• Work request
Word for word, restate the lines of the data from the first through the one containing "waves, PAW |", and nothing else.

________
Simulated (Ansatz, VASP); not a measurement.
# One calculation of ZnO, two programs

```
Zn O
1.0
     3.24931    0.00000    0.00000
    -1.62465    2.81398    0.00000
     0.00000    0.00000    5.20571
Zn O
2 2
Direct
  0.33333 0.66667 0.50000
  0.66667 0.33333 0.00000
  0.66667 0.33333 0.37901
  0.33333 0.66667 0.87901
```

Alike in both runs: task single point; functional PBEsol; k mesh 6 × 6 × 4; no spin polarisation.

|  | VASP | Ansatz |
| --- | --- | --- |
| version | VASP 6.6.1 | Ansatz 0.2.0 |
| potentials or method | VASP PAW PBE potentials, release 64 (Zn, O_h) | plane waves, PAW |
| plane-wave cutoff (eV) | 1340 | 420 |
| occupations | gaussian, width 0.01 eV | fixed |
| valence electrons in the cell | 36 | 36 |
________

• Task response
Simulated (Ansatz, VASP); not a measurement.
# One calculation of ZnO, two programs

```
Zn O
1.0
     3.24931    0.00000    0.00000
    -1.62465    2.81398    0.00000
     0.00000    0.00000    5.20571
Zn O
2 2
Direct
  0.33333 0.66667 0.50000
  0.66667 0.33333 0.00000
  0.66667 0.33333 0.37901
  0.33333 0.66667 0.87901
```

Alike in both runs: task single point; functional PBEsol; k mesh 6 × 6 × 4; no spin polarisation.

|  | VASP | Ansatz |
| --- | --- | --- |
| version | VASP 6.6.1 | Ansatz 0.2.0 |
| potentials or method | VASP PAW PBE potentials, release 64 (Zn, O_h) | plane waves, PAW |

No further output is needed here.